*Supplied records:*
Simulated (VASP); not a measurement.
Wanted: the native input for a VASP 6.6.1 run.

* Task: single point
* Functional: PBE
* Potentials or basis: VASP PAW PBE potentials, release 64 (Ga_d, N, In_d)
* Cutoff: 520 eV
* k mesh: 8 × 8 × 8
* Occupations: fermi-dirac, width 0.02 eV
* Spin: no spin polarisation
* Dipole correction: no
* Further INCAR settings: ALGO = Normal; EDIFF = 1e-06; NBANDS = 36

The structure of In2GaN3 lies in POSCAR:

*Work order:* Above are the records; copy all of them exactly.

*Solution:*
Simulated (VASP); not a measurement.
Wanted: the native input for a VASP 6.6.1 run.

* Task: single point
* Functional: PBE
* Potentials or basis: VASP PAW PBE potentials, release 64 (Ga_d, N, In_d)
* Cutoff: 520 eV
* k mesh: 8 × 8 × 8
* Occupations: fermi-dirac, width 0.02 eV
* Spin: no spin polarisation
* Dipole correction: no
* Further INCAR settings: ALGO = Normal; EDIFF = 1e-06; NBANDS = 36

The structure of In2GaN3 lies in POSCAR:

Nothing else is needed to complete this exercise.